§ **BRIEF**: Could you write out all of the data again, word for word?

§ **DATA TO EXAMINE**:
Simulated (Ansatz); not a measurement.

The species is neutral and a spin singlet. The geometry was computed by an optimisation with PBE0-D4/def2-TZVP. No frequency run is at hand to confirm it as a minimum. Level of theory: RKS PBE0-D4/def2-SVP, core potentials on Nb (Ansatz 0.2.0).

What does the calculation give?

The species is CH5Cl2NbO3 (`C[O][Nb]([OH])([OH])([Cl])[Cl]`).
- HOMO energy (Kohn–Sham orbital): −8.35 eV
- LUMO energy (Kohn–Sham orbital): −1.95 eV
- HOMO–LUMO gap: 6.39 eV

§ **TASK ANSWER**:
Simulated (Ansatz); not a measurement.

The species is neutral and a spin singlet. The geometry was computed by an optimisation with PBE0-D4/def2-TZVP. No frequency run is at hand to confirm it as a minimum. Level of theory: RKS PBE0-D4/def2-SVP, core potentials on Nb (Ansatz 0.2.0).

What does the calculation give?

The species is CH5Cl2NbO3 (`C[O][Nb]([OH])([OH])([Cl])[Cl]`).
- HOMO energy (Kohn–Sham orbital): −8.35 eV
- LUMO energy (Kohn–Sham orbital): −1.95 eV
- HOMO–LUMO gap: 6.39 eV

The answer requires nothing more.